**REQUIRED ACTION**
Please set the lines down again exactly, from the top of the entries through the line that contains "Structure refinements treat".

**DATA**
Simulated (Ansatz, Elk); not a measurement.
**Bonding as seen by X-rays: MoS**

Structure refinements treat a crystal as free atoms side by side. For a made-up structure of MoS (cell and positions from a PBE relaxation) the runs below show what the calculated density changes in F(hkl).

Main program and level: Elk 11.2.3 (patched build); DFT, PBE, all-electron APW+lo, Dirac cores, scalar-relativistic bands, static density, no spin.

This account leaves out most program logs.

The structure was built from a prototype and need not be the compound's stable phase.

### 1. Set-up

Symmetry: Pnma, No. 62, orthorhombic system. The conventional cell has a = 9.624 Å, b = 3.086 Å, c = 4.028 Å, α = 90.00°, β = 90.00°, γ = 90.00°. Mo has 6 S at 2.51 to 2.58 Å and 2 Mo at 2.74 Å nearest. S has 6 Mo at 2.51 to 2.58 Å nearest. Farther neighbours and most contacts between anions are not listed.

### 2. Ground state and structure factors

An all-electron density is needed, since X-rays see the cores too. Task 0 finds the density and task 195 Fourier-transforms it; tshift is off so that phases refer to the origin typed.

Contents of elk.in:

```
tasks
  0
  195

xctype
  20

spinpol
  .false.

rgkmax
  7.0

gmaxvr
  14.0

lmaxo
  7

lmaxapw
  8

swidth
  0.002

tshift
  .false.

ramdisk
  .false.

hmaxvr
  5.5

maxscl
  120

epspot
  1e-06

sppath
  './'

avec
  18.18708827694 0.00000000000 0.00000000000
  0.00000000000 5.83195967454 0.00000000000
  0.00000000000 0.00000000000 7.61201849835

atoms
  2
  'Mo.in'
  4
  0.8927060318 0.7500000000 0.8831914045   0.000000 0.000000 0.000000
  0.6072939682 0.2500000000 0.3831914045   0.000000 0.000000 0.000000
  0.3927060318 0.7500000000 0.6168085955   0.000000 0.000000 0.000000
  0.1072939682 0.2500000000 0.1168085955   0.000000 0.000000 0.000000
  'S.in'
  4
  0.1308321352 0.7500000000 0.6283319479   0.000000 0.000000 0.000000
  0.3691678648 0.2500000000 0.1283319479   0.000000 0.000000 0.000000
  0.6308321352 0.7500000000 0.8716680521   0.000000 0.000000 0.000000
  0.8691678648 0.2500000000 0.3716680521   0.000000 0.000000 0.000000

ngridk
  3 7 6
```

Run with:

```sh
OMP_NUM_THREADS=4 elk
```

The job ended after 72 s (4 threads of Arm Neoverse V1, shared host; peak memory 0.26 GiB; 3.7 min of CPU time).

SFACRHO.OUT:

**EXERCISE SOLUTION**
Simulated (Ansatz, Elk); not a measurement.
**Bonding as seen by X-rays: MoS**

Structure refinements treat a crystal as free atoms side by side. For a made-up structure of MoS (cell and positions from a PBE relaxation) the runs below show what the calculated density changes in F(hkl).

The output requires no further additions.